• Required action: Word for word, retype the first line of the records and every following line through the one containing "On this cell: pressure".

• Supplied data:
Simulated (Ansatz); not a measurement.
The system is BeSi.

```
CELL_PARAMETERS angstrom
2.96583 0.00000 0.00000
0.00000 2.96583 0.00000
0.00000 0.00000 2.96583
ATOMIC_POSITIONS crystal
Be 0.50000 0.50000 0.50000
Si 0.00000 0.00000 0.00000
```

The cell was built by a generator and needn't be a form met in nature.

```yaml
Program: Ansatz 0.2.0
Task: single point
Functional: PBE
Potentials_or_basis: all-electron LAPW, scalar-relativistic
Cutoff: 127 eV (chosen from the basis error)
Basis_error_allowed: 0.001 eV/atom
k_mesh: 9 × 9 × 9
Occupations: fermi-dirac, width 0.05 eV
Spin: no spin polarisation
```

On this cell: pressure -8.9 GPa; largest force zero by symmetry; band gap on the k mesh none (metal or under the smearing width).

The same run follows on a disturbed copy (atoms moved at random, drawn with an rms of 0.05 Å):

• Your response:
Simulated (Ansatz); not a measurement.
The system is BeSi.

```
CELL_PARAMETERS angstrom
2.96583 0.00000 0.00000
0.00000 2.96583 0.00000
0.00000 0.00000 2.96583
ATOMIC_POSITIONS crystal
Be 0.50000 0.50000 0.50000
Si 0.00000 0.00000 0.00000
```

The cell was built by a generator and needn't be a form met in nature.

```yaml
Program: Ansatz 0.2.0
Task: single point
Functional: PBE
Potentials_or_basis: all-electron LAPW, scalar-relativistic
Cutoff: 127 eV (chosen from the basis error)
Basis_error_allowed: 0.001 eV/atom
k_mesh: 9 × 9 × 9
Occupations: fermi-dirac, width 0.05 eV
Spin: no spin polarisation
```

On this cell: pressure -8.9 GPa; largest force zero by symmetry; band gap on the k mesh none (metal or under the smearing width).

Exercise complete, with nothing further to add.